=== Begin Enclosure ===

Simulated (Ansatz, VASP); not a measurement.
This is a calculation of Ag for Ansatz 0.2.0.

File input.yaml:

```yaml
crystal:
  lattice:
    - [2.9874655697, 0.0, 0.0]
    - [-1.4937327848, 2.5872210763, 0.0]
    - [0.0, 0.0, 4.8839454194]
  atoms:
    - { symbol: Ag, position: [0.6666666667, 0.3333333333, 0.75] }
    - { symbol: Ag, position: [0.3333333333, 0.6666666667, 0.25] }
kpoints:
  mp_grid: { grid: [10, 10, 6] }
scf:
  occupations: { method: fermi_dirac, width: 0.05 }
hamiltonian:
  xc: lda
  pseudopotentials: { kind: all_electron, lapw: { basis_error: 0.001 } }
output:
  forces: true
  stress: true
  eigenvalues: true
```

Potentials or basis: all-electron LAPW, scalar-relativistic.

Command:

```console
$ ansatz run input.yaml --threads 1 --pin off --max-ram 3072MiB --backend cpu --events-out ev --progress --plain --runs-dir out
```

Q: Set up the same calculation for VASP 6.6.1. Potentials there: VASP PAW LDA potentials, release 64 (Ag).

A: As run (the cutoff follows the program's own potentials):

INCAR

=== End Enclosure ===

Task item:
Retype all of the material above. Do not alter a single word.

Task output:
Simulated (Ansatz, VASP); not a measurement.
This is a calculation of Ag for Ansatz 0.2.0.

File input.yaml:

```yaml
crystal:
  lattice:
    - [2.9874655697, 0.0, 0.0]
    - [-1.4937327848, 2.5872210763, 0.0]
    - [0.0, 0.0, 4.8839454194]
  atoms:
    - { symbol: Ag, position: [0.6666666667, 0.3333333333, 0.75] }
    - { symbol: Ag, position: [0.3333333333, 0.6666666667, 0.25] }
kpoints:
  mp_grid: { grid: [10, 10, 6] }
scf:
  occupations: { method: fermi_dirac, width: 0.05 }
hamiltonian:
  xc: lda
  pseudopotentials: { kind: all_electron, lapw: { basis_error: 0.001 } }
output:
  forces: true
  stress: true
  eigenvalues: true
```

Potentials or basis: all-electron LAPW, scalar-relativistic.

Command:

```console
$ ansatz run input.yaml --threads 1 --pin off --max-ram 3072MiB --backend cpu --events-out ev --progress --plain --runs-dir out
```

Q: Set up the same calculation for VASP 6.6.1. Potentials there: VASP PAW LDA potentials, release 64 (Ag).

A: As run (the cutoff follows the program's own potentials):

INCAR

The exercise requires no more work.